— Activity —
Return all the records, each one exactly as given.

.....
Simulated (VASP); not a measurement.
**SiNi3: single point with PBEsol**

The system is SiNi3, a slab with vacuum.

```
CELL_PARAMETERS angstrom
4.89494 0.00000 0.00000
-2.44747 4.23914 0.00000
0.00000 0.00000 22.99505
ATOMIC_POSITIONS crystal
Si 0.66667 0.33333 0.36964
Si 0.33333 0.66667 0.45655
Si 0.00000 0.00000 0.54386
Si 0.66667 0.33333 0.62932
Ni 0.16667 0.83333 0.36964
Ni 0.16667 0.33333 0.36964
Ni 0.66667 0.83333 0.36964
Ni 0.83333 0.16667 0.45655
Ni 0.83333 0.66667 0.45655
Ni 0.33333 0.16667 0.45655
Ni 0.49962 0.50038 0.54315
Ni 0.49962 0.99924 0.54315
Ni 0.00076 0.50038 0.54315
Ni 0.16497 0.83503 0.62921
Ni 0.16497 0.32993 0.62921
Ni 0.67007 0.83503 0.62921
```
.....

— Written answer —
Simulated (VASP); not a measurement.
**SiNi3: single point with PBEsol**

The system is SiNi3, a slab with vacuum.

```
CELL_PARAMETERS angstrom
4.89494 0.00000 0.00000
-2.44747 4.23914 0.00000
0.00000 0.00000 22.99505
ATOMIC_POSITIONS crystal
Si 0.66667 0.33333 0.36964
Si 0.33333 0.66667 0.45655
Si 0.00000 0.00000 0.54386
Si 0.66667 0.33333 0.62932
Ni 0.16667 0.83333 0.36964
Ni 0.16667 0.33333 0.36964
Ni 0.66667 0.83333 0.36964
Ni 0.83333 0.16667 0.45655
Ni 0.83333 0.66667 0.45655
Ni 0.33333 0.16667 0.45655
Ni 0.49962 0.50038 0.54315
Ni 0.49962 0.99924 0.54315
Ni 0.00076 0.50038 0.54315
Ni 0.16497 0.83503 0.62921
Ni 0.16497 0.32993 0.62921
Ni 0.67007 0.83503 0.62921
```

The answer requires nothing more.